_Work item_
From the line containing "waves, PAW |" down to the line containing "What did VASP give for the same quantities?" in the records below, reproduce every line exactly, ends included, and omit all others.

_Given records_
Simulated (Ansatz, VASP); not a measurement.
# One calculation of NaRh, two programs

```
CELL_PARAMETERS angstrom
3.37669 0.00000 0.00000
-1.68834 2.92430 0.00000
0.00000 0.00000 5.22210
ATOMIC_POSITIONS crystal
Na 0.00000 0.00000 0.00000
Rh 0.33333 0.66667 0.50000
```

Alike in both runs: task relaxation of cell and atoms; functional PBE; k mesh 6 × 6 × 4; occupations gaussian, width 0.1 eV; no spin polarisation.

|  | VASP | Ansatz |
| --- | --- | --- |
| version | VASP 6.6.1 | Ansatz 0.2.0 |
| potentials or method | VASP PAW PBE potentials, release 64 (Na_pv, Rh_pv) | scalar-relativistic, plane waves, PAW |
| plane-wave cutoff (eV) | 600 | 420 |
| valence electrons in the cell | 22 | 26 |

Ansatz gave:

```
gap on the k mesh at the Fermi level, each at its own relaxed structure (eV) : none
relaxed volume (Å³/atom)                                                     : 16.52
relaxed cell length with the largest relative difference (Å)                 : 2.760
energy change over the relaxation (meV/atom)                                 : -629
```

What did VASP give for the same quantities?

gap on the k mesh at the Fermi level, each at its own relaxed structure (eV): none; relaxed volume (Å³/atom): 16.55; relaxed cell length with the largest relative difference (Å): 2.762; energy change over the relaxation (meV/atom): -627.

_Response box_
| potentials or method | VASP PAW PBE potentials, release 64 (Na_pv, Rh_pv) | scalar-relativistic, plane waves, PAW |
| plane-wave cutoff (eV) | 600 | 420 |
| valence electrons in the cell | 22 | 26 |

Ansatz gave:

```
gap on the k mesh at the Fermi level, each at its own relaxed structure (eV) : none
relaxed volume (Å³/atom)                                                     : 16.52
relaxed cell length with the largest relative difference (Å)                 : 2.760
energy change over the relaxation (meV/atom)                                 : -629
```

What did VASP give for the same quantities?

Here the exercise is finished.